[SUPPLIED RECORDS Boundary: Start]

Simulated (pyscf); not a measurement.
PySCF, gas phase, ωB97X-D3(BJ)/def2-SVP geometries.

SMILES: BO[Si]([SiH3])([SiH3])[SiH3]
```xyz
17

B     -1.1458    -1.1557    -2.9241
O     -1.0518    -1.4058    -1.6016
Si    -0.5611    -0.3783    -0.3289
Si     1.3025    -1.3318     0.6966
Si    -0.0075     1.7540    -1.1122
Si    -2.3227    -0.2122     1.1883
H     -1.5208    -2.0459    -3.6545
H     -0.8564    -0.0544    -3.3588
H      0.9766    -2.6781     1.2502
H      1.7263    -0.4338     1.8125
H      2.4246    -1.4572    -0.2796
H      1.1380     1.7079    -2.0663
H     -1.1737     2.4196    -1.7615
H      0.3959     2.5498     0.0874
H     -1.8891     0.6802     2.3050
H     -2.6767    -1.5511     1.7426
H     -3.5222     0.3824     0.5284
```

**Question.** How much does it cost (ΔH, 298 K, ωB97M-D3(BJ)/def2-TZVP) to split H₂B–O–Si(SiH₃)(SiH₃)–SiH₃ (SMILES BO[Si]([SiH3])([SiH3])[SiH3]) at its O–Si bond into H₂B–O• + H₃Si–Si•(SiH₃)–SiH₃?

[SUPPLIED RECORDS Boundary: End]

**TASK ITEM**
The answer consists of the whole listing, restated exactly.

**WRITTEN REPLY**
Simulated (pyscf); not a measurement.
PySCF, gas phase, ωB97X-D3(BJ)/def2-SVP geometries.

SMILES: BO[Si]([SiH3])([SiH3])[SiH3]
```xyz
17

B     -1.1458    -1.1557    -2.9241
O     -1.0518    -1.4058    -1.6016
Si    -0.5611    -0.3783    -0.3289
Si     1.3025    -1.3318     0.6966
Si    -0.0075     1.7540    -1.1122
Si    -2.3227    -0.2122     1.1883
H     -1.5208    -2.0459    -3.6545
H     -0.8564    -0.0544    -3.3588
H      0.9766    -2.6781     1.2502
H      1.7263    -0.4338     1.8125
H      2.4246    -1.4572    -0.2796
H      1.1380     1.7079    -2.0663
H     -1.1737     2.4196    -1.7615
H      0.3959     2.5498     0.0874
H     -1.8891     0.6802     2.3050
H     -2.6767    -1.5511     1.7426
H     -3.5222     0.3824     0.5284
```

**Question.** How much does it cost (ΔH, 298 K, ωB97M-D3(BJ)/def2-TZVP) to split H₂B–O–Si(SiH₃)(SiH₃)–SiH₃ (SMILES BO[Si]([SiH3])([SiH3])[SiH3]) at its O–Si bond into H₂B–O• + H₃Si–Si•(SiH₃)–SiH₃?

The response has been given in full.